Requirement:
When the line containing "D) the lattice vectors form a left-handed set" is found in the data below, copy it and each line after it through the line containing "To mend it, run vasp_std.", exactly and with no others.

= Beginning of Section =

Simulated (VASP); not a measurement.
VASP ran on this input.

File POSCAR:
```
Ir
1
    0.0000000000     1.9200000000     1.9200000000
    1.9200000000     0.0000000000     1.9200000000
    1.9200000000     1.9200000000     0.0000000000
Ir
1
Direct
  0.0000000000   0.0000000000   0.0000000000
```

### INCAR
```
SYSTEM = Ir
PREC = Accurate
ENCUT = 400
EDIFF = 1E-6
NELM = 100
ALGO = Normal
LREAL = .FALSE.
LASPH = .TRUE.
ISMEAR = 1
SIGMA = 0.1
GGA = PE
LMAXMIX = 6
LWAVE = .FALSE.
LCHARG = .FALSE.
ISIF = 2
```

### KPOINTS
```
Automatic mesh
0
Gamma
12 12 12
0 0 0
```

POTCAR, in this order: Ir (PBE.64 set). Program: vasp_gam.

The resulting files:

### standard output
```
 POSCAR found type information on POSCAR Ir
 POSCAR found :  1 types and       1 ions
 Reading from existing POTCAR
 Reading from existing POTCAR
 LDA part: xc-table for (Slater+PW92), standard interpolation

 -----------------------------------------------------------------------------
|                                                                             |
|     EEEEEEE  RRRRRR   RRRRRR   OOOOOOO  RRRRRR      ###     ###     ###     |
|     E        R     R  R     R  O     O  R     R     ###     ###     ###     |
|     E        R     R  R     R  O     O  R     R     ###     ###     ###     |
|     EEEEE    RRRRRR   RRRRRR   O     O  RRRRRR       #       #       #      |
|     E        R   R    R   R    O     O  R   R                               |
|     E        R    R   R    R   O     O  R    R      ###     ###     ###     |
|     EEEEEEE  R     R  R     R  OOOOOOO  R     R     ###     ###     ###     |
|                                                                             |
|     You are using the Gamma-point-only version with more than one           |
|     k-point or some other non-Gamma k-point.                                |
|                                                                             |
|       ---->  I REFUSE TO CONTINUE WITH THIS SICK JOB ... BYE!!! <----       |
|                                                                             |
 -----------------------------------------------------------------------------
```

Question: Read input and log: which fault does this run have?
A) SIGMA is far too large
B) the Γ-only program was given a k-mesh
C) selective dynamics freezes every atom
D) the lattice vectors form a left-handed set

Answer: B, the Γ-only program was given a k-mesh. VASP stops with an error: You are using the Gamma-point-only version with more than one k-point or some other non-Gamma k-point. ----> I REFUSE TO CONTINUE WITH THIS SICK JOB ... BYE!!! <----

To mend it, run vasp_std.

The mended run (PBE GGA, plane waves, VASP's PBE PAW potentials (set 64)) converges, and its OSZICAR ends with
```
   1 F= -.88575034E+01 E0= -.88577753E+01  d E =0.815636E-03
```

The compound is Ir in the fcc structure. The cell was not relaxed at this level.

= End of Section =

Response:
D) the lattice vectors form a left-handed set

Answer: B, the Γ-only program was given a k-mesh. VASP stops with an error: You are using the Gamma-point-only version with more than one k-point or some other non-Gamma k-point. ----> I REFUSE TO CONTINUE WITH THIS SICK JOB ... BYE!!! <----

To mend it, run vasp_std.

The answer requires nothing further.